Work order =>
The reply to the records below should contain exactly the lines from the line with "This step: DFT, PBEsol, plane-wave" through the line with "Numbers of over", and nothing besides.

START Information given

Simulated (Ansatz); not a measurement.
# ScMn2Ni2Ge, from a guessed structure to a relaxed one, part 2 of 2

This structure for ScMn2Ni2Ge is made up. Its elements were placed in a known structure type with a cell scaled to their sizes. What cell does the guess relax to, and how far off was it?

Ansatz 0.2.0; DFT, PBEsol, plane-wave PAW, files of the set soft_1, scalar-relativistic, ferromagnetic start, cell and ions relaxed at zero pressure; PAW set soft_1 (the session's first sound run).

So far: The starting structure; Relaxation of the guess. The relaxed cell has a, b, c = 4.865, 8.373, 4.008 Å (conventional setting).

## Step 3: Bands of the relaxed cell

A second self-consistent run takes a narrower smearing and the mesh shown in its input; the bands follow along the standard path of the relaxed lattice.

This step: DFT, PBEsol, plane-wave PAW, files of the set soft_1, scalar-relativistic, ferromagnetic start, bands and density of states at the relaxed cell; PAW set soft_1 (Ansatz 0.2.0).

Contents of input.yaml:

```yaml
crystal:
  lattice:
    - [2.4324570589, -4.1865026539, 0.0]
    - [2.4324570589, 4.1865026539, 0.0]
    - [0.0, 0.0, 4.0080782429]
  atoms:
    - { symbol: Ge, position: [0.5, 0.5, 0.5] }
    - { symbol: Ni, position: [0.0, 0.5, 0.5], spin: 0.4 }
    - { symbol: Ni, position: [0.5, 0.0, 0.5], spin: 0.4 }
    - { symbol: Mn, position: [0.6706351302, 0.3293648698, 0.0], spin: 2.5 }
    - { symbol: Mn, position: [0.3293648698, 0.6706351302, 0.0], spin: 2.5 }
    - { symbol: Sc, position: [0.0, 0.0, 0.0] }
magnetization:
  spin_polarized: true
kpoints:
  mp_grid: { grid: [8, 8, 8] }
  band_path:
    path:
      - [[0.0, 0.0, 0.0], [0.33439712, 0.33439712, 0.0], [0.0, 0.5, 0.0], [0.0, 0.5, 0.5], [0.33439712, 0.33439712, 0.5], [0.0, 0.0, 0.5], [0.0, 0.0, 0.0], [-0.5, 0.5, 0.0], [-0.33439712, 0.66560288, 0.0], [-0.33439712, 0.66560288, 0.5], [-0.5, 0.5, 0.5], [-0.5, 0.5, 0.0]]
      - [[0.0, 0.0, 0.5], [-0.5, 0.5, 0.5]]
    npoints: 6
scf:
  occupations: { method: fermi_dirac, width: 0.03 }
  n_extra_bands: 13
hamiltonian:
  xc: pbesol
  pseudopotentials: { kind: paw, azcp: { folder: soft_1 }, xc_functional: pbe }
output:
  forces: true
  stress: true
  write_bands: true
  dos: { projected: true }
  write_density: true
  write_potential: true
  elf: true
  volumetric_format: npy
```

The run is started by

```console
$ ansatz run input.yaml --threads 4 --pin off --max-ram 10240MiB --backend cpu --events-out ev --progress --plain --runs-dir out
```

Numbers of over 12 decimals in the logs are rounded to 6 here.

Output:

END Information given

Response area =>
This step: DFT, PBEsol, plane-wave PAW, files of the set soft_1, scalar-relativistic, ferromagnetic start, bands and density of states at the relaxed cell; PAW set soft_1 (Ansatz 0.2.0).

Contents of input.yaml:

```yaml
crystal:
  lattice:
    - [2.4324570589, -4.1865026539, 0.0]
    - [2.4324570589, 4.1865026539, 0.0]
    - [0.0, 0.0, 4.0080782429]
  atoms:
    - { symbol: Ge, position: [0.5, 0.5, 0.5] }
    - { symbol: Ni, position: [0.0, 0.5, 0.5], spin: 0.4 }
    - { symbol: Ni, position: [0.5, 0.0, 0.5], spin: 0.4 }
    - { symbol: Mn, position: [0.6706351302, 0.3293648698, 0.0], spin: 2.5 }
    - { symbol: Mn, position: [0.3293648698, 0.6706351302, 0.0], spin: 2.5 }
    - { symbol: Sc, position: [0.0, 0.0, 0.0] }
magnetization:
  spin_polarized: true
kpoints:
  mp_grid: { grid: [8, 8, 8] }
  band_path:
    path:
      - [[0.0, 0.0, 0.0], [0.33439712, 0.33439712, 0.0], [0.0, 0.5, 0.0], [0.0, 0.5, 0.5], [0.33439712, 0.33439712, 0.5], [0.0, 0.0, 0.5], [0.0, 0.0, 0.0], [-0.5, 0.5, 0.0], [-0.33439712, 0.66560288, 0.0], [-0.33439712, 0.66560288, 0.5], [-0.5, 0.5, 0.5], [-0.5, 0.5, 0.0]]
      - [[0.0, 0.0, 0.5], [-0.5, 0.5, 0.5]]
    npoints: 6
scf:
  occupations: { method: fermi_dirac, width: 0.03 }
  n_extra_bands: 13
hamiltonian:
  xc: pbesol
  pseudopotentials: { kind: paw, azcp: { folder: soft_1 }, xc_functional: pbe }
output:
  forces: true
  stress: true
  write_bands: true
  dos: { projected: true }
  write_density: true
  write_potential: true
  elf: true
  volumetric_format: npy
```

The run is started by

```console
$ ansatz run input.yaml --threads 4 --pin off --max-ram 10240MiB --backend cpu --events-out ev --progress --plain --runs-dir out
```

Numbers of over 12 decimals in the logs are rounded to 6 here.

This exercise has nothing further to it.